What is needed here is an exact copy of all the records below.

━━━━━━━━

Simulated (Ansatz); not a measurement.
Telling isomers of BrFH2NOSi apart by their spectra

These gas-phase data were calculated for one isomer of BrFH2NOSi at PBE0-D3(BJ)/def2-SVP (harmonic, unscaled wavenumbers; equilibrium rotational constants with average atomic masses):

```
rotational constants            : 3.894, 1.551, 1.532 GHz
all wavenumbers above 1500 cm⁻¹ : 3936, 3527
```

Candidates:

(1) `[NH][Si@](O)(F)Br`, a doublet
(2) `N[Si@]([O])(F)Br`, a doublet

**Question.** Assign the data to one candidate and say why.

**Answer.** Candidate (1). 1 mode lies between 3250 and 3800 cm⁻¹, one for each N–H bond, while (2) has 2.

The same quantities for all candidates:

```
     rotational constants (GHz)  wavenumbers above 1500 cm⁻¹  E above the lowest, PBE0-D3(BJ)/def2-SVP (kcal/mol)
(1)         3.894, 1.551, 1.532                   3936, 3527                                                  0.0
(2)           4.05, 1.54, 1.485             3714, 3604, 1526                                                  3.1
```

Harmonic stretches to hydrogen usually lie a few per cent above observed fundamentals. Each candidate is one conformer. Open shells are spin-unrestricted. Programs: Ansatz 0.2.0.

━━━━━━━━

| Response area |
Simulated (Ansatz); not a measurement.
Telling isomers of BrFH2NOSi apart by their spectra

These gas-phase data were calculated for one isomer of BrFH2NOSi at PBE0-D3(BJ)/def2-SVP (harmonic, unscaled wavenumbers; equilibrium rotational constants with average atomic masses):

```
rotational constants            : 3.894, 1.551, 1.532 GHz
all wavenumbers above 1500 cm⁻¹ : 3936, 3527
```

Candidates:

(1) `[NH][Si@](O)(F)Br`, a doublet
(2) `N[Si@]([O])(F)Br`, a doublet

**Question.** Assign the data to one candidate and say why.

**Answer.** Candidate (1). 1 mode lies between 3250 and 3800 cm⁻¹, one for each N–H bond, while (2) has 2.

The same quantities for all candidates:

```
     rotational constants (GHz)  wavenumbers above 1500 cm⁻¹  E above the lowest, PBE0-D3(BJ)/def2-SVP (kcal/mol)
(1)         3.894, 1.551, 1.532                   3936, 3527                                                  0.0
(2)           4.05, 1.54, 1.485             3714, 3604, 1526                                                  3.1
```

Harmonic stretches to hydrogen usually lie a few per cent above observed fundamentals. Each candidate is one conformer. Open shells are spin-unrestricted. Programs: Ansatz 0.2.0.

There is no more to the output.